....
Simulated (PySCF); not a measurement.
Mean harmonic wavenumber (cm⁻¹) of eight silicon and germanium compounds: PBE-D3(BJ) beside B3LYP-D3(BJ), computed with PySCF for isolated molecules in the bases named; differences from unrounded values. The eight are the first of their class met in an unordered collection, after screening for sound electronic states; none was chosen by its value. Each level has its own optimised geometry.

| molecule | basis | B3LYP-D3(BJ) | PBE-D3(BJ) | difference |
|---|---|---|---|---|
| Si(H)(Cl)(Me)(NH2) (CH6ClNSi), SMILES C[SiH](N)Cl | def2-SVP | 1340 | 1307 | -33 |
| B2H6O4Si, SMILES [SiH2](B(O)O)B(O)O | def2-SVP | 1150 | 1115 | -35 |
....

> Exercise
Transcribe every record exactly, keeping each line as it is.

> Result
Simulated (PySCF); not a measurement.
Mean harmonic wavenumber (cm⁻¹) of eight silicon and germanium compounds: PBE-D3(BJ) beside B3LYP-D3(BJ), computed with PySCF for isolated molecules in the bases named; differences from unrounded values. The eight are the first of their class met in an unordered collection, after screening for sound electronic states; none was chosen by its value. Each level has its own optimised geometry.

| molecule | basis | B3LYP-D3(BJ) | PBE-D3(BJ) | difference |
|---|---|---|---|---|
| Si(H)(Cl)(Me)(NH2) (CH6ClNSi), SMILES C[SiH](N)Cl | def2-SVP | 1340 | 1307 | -33 |
| B2H6O4Si, SMILES [SiH2](B(O)O)B(O)O | def2-SVP | 1150 | 1115 | -35 |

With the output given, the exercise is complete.